REQUIRED ACTION: Please retype, unchanged, each line from the top of the material below through the line where "[Runs of the" appears.

INFORMATION PROVIDED:
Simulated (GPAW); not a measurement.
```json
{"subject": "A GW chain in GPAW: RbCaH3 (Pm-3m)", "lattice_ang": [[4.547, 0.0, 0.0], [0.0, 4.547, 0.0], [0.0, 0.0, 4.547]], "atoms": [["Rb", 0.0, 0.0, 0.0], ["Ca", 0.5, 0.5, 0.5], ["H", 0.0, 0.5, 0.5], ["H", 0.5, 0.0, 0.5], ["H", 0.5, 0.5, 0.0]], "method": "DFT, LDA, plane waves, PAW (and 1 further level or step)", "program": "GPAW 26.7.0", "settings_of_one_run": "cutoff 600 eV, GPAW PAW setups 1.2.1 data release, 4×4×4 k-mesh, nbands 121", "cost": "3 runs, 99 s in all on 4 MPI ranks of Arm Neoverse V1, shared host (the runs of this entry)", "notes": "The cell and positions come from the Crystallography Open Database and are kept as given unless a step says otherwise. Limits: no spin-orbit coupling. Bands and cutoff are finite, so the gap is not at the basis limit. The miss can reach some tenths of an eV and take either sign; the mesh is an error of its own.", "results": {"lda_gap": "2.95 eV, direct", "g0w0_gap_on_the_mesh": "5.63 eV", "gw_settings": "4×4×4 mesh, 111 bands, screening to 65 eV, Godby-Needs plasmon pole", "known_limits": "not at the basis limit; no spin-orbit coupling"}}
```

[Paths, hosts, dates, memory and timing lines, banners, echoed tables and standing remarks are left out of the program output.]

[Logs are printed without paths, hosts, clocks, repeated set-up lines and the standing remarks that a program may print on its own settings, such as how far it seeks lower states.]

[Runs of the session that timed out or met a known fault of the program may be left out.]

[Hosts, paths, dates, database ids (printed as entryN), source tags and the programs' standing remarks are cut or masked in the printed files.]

EXERCISE OUTPUT:
Simulated (GPAW); not a measurement.
```json
{"subject": "A GW chain in GPAW: RbCaH3 (Pm-3m)", "lattice_ang": [[4.547, 0.0, 0.0], [0.0, 4.547, 0.0], [0.0, 0.0, 4.547]], "atoms": [["Rb", 0.0, 0.0, 0.0], ["Ca", 0.5, 0.5, 0.5], ["H", 0.0, 0.5, 0.5], ["H", 0.5, 0.0, 0.5], ["H", 0.5, 0.5, 0.0]], "method": "DFT, LDA, plane waves, PAW (and 1 further level or step)", "program": "GPAW 26.7.0", "settings_of_one_run": "cutoff 600 eV, GPAW PAW setups 1.2.1 data release, 4×4×4 k-mesh, nbands 121", "cost": "3 runs, 99 s in all on 4 MPI ranks of Arm Neoverse V1, shared host (the runs of this entry)", "notes": "The cell and positions come from the Crystallography Open Database and are kept as given unless a step says otherwise. Limits: no spin-orbit coupling. Bands and cutoff are finite, so the gap is not at the basis limit. The miss can reach some tenths of an eV and take either sign; the mesh is an error of its own.", "results": {"lda_gap": "2.95 eV, direct", "g0w0_gap_on_the_mesh": "5.63 eV", "gw_settings": "4×4×4 mesh, 111 bands, screening to 65 eV, Godby-Needs plasmon pole", "known_limits": "not at the basis limit; no spin-orbit coupling"}}
```

[Paths, hosts, dates, memory and timing lines, banners, echoed tables and standing remarks are left out of the program output.]

[Logs are printed without paths, hosts, clocks, repeated set-up lines and the standing remarks that a program may print on its own settings, such as how far it seeks lower states.]

[Runs of the session that timed out or met a known fault of the program may be left out.]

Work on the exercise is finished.